# [DATASET RECORDS]

--- START ---

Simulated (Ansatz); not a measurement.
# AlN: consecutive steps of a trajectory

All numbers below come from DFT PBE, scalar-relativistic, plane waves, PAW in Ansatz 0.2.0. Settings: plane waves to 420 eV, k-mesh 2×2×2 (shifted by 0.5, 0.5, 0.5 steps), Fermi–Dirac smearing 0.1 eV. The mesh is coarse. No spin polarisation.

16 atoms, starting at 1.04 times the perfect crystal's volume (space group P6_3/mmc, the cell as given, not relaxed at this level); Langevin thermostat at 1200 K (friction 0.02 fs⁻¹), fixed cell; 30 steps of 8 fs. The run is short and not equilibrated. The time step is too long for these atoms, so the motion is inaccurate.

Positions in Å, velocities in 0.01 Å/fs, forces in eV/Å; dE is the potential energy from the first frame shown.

--- END ---

# [WORK ITEM]
From the first line of the data above to the line holding "# AlN: consecutive steps of a trajectory", reproduce each line exactly; emit no other lines.

# [TASK ANSWER]
Simulated (Ansatz); not a measurement.
# AlN: consecutive steps of a trajectory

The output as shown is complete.